SUPPLIED RECORDS ▸
╔══

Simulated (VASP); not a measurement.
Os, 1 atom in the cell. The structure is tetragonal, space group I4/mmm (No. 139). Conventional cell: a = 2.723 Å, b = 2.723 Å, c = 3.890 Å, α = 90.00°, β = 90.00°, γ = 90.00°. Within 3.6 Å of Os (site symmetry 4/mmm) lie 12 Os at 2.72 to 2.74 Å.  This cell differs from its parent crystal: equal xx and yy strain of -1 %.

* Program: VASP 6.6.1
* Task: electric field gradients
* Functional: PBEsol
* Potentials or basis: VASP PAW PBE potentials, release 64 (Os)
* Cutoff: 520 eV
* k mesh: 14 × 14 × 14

╚══

WORK INSTRUCTION ▸ Set out the complete listing exactly as shown.

RESPONSE ▸
Simulated (VASP); not a measurement.
Os, 1 atom in the cell. The structure is tetragonal, space group I4/mmm (No. 139). Conventional cell: a = 2.723 Å, b = 2.723 Å, c = 3.890 Å, α = 90.00°, β = 90.00°, γ = 90.00°. Within 3.6 Å of Os (site symmetry 4/mmm) lie 12 Os at 2.72 to 2.74 Å.  This cell differs from its parent crystal: equal xx and yy strain of -1 %.

* Program: VASP 6.6.1
* Task: electric field gradients
* Functional: PBEsol
* Potentials or basis: VASP PAW PBE potentials, release 64 (Os)
* Cutoff: 520 eV
* k mesh: 14 × 14 × 14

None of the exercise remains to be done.